#### Work instruction:
Stopping right after the line with "The input as", please reproduce the material below exactly from its first line.

#### The data:
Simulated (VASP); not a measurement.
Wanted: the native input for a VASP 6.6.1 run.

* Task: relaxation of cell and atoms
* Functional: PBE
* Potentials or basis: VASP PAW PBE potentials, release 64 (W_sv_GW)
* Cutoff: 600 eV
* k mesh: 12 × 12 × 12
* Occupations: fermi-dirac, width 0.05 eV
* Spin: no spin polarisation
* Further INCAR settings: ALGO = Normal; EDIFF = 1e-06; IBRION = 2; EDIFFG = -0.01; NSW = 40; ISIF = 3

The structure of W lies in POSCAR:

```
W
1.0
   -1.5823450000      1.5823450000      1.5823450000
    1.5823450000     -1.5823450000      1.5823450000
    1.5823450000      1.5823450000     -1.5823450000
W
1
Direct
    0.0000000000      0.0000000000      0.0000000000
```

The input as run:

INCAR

#### Written reply:
Simulated (VASP); not a measurement.
Wanted: the native input for a VASP 6.6.1 run.

* Task: relaxation of cell and atoms
* Functional: PBE
* Potentials or basis: VASP PAW PBE potentials, release 64 (W_sv_GW)
* Cutoff: 600 eV
* k mesh: 12 × 12 × 12
* Occupations: fermi-dirac, width 0.05 eV
* Spin: no spin polarisation
* Further INCAR settings: ALGO = Normal; EDIFF = 1e-06; IBRION = 2; EDIFFG = -0.01; NSW = 40; ISIF = 3

The structure of W lies in POSCAR:

```
W
1.0
   -1.5823450000      1.5823450000      1.5823450000
    1.5823450000     -1.5823450000      1.5823450000
    1.5823450000      1.5823450000     -1.5823450000
W
1
Direct
    0.0000000000      0.0000000000      0.0000000000
```

The input as run:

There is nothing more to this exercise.